**Activity**
Only the lines from the top of the data through the line containing "0.999 | 0 |" should be duplicated, exactly as they appear.

════════════════

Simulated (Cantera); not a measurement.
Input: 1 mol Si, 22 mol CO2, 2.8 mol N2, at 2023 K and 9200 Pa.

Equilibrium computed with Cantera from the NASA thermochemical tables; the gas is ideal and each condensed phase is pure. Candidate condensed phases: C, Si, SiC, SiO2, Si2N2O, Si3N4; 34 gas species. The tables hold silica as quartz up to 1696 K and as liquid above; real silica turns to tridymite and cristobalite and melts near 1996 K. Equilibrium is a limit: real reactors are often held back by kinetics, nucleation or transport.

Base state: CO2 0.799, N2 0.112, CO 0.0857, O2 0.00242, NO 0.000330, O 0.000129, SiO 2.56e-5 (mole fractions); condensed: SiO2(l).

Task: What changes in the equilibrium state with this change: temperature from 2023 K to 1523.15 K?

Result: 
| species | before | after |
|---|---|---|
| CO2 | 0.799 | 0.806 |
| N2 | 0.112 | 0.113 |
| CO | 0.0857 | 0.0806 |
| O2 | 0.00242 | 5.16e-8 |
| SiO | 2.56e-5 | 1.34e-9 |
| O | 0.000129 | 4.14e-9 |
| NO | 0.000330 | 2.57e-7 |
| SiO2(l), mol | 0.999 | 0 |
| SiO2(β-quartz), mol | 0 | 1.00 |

════════════════

**Task answer**
Simulated (Cantera); not a measurement.
Input: 1 mol Si, 22 mol CO2, 2.8 mol N2, at 2023 K and 9200 Pa.

Equilibrium computed with Cantera from the NASA thermochemical tables; the gas is ideal and each condensed phase is pure. Candidate condensed phases: C, Si, SiC, SiO2, Si2N2O, Si3N4; 34 gas species. The tables hold silica as quartz up to 1696 K and as liquid above; real silica turns to tridymite and cristobalite and melts near 1996 K. Equilibrium is a limit: real reactors are often held back by kinetics, nucleation or transport.

Base state: CO2 0.799, N2 0.112, CO 0.0857, O2 0.00242, NO 0.000330, O 0.000129, SiO 2.56e-5 (mole fractions); condensed: SiO2(l).

Task: What changes in the equilibrium state with this change: temperature from 2023 K to 1523.15 K?

Result: 
| species | before | after |
|---|---|---|
| CO2 | 0.799 | 0.806 |
| N2 | 0.112 | 0.113 |
| CO | 0.0857 | 0.0806 |
| O2 | 0.00242 | 5.16e-8 |
| SiO | 2.56e-5 | 1.34e-9 |
| O | 0.000129 | 4.14e-9 |
| NO | 0.000330 | 2.57e-7 |
| SiO2(l), mol | 0.999 | 0 |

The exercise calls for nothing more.